* _Required action_:
Make an exact copy of all the entries shown below.

* _Records supplied_:
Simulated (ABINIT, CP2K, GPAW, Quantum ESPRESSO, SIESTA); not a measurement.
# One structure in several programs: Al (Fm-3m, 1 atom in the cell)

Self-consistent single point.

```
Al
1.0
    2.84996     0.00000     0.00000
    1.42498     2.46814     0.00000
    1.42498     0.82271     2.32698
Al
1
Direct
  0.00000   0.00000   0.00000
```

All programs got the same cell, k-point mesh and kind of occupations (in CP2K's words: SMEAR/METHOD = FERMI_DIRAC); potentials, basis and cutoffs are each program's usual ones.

* _Expected answer_:
Simulated (ABINIT, CP2K, GPAW, Quantum ESPRESSO, SIESTA); not a measurement.
# One structure in several programs: Al (Fm-3m, 1 atom in the cell)

Self-consistent single point.

```
Al
1.0
    2.84996     0.00000     0.00000
    1.42498     2.46814     0.00000
    1.42498     0.82271     2.32698
Al
1
Direct
  0.00000   0.00000   0.00000
```

All programs got the same cell, k-point mesh and kind of occupations (in CP2K's words: SMEAR/METHOD = FERMI_DIRAC); potentials, basis and cutoffs are each program's usual ones.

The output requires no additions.